**Data section:**
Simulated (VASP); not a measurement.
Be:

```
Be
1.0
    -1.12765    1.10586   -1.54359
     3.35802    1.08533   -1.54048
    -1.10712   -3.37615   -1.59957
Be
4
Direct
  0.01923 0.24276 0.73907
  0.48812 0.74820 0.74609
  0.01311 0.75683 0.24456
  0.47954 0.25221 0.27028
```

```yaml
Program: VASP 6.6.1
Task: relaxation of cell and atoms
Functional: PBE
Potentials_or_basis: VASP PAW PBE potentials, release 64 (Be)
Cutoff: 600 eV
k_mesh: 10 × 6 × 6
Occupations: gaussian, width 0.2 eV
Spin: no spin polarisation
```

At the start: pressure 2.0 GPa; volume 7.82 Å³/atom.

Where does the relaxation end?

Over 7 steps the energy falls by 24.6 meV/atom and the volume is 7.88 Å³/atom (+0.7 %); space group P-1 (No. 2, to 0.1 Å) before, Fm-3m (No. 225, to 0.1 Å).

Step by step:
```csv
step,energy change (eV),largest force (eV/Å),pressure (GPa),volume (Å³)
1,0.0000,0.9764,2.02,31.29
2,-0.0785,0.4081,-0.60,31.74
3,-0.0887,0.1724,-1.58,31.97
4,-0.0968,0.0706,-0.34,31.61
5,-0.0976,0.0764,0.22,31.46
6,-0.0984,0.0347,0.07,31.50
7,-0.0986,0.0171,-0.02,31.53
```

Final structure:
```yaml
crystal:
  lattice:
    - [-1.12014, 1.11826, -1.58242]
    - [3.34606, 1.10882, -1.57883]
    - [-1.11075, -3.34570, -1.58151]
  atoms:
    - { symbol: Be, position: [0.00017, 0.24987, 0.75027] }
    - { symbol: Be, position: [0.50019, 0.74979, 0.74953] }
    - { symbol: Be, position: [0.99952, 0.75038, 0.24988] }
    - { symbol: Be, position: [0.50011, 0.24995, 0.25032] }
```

**Requirement:** Could you please copy the lines above exactly, beginning at the first and ending at the line that contains "Where does the relaxation end?"?

**Task solution:**
Simulated (VASP); not a measurement.
Be:

```
Be
1.0
    -1.12765    1.10586   -1.54359
     3.35802    1.08533   -1.54048
    -1.10712   -3.37615   -1.59957
Be
4
Direct
  0.01923 0.24276 0.73907
  0.48812 0.74820 0.74609
  0.01311 0.75683 0.24456
  0.47954 0.25221 0.27028
```

```yaml
Program: VASP 6.6.1
Task: relaxation of cell and atoms
Functional: PBE
Potentials_or_basis: VASP PAW PBE potentials, release 64 (Be)
Cutoff: 600 eV
k_mesh: 10 × 6 × 6
Occupations: gaussian, width 0.2 eV
Spin: no spin polarisation
```

At the start: pressure 2.0 GPa; volume 7.82 Å³/atom.

Where does the relaxation end?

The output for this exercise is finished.